### ASSIGNMENT
Beneath this instruction is a block of data; output from it exactly the lines that run from the one containing "C2H7AlO2. Total charge" through the one containing "ωB97M-V? (Best estimate.)", inclusive.

### EXTRACTED DATA
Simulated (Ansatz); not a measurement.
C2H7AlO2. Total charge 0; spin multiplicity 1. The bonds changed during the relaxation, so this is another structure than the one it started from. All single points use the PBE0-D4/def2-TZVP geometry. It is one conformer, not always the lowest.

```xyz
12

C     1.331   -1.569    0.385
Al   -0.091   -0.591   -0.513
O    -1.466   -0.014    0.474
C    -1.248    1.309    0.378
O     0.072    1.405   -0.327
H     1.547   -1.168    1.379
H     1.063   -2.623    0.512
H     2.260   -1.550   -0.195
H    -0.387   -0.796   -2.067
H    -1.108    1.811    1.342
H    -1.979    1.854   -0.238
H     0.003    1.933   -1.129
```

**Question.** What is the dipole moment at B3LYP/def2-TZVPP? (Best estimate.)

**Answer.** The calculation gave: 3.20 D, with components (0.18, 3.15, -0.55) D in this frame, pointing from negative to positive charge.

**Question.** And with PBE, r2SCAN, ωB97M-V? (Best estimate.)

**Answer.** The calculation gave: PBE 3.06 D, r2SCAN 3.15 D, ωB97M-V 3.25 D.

### ANSWER BOX
C2H7AlO2. Total charge 0; spin multiplicity 1. The bonds changed during the relaxation, so this is another structure than the one it started from. All single points use the PBE0-D4/def2-TZVP geometry. It is one conformer, not always the lowest.

```xyz
12

C     1.331   -1.569    0.385
Al   -0.091   -0.591   -0.513
O    -1.466   -0.014    0.474
C    -1.248    1.309    0.378
O     0.072    1.405   -0.327
H     1.547   -1.168    1.379
H     1.063   -2.623    0.512
H     2.260   -1.550   -0.195
H    -0.387   -0.796   -2.067
H    -1.108    1.811    1.342
H    -1.979    1.854   -0.238
H     0.003    1.933   -1.129
```

**Question.** What is the dipole moment at B3LYP/def2-TZVPP? (Best estimate.)

**Answer.** The calculation gave: 3.20 D, with components (0.18, 3.15, -0.55) D in this frame, pointing from negative to positive charge.

**Question.** And with PBE, r2SCAN, ωB97M-V? (Best estimate.)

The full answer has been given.